Reproduce the records below exactly, with nothing altered.

=== Material supplied ===
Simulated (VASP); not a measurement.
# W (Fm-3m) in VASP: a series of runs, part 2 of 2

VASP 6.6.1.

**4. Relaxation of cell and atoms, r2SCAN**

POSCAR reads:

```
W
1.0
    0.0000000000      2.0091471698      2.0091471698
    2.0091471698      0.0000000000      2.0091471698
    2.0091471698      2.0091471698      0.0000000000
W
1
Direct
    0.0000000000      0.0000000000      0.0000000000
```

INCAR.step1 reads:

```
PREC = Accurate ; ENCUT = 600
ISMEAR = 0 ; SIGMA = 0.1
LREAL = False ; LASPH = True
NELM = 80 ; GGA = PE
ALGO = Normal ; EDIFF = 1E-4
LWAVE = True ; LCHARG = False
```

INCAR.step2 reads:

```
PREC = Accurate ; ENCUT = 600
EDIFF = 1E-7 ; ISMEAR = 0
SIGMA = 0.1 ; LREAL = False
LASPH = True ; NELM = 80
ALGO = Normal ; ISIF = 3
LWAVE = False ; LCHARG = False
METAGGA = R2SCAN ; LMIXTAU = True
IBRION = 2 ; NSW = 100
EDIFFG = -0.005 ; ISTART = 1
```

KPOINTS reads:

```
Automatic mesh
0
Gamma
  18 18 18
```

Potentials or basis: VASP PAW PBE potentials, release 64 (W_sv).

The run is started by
===

_Task output_.
Simulated (VASP); not a measurement.
# W (Fm-3m) in VASP: a series of runs, part 2 of 2

VASP 6.6.1.

**4. Relaxation of cell and atoms, r2SCAN**

POSCAR reads:

```
W
1.0
    0.0000000000      2.0091471698      2.0091471698
    2.0091471698      0.0000000000      2.0091471698
    2.0091471698      2.0091471698      0.0000000000
W
1
Direct
    0.0000000000      0.0000000000      0.0000000000
```

INCAR.step1 reads:

```
PREC = Accurate ; ENCUT = 600
ISMEAR = 0 ; SIGMA = 0.1
LREAL = False ; LASPH = True
NELM = 80 ; GGA = PE
ALGO = Normal ; EDIFF = 1E-4
LWAVE = True ; LCHARG = False
```

INCAR.step2 reads:

```
PREC = Accurate ; ENCUT = 600
EDIFF = 1E-7 ; ISMEAR = 0
SIGMA = 0.1 ; LREAL = False
LASPH = True ; NELM = 80
ALGO = Normal ; ISIF = 3
LWAVE = False ; LCHARG = False
METAGGA = R2SCAN ; LMIXTAU = True
IBRION = 2 ; NSW = 100
EDIFFG = -0.005 ; ISTART = 1
```

KPOINTS reads:

```
Automatic mesh
0
Gamma
  18 18 18
```

Potentials or basis: VASP PAW PBE potentials, release 64 (W_sv).

The run is started by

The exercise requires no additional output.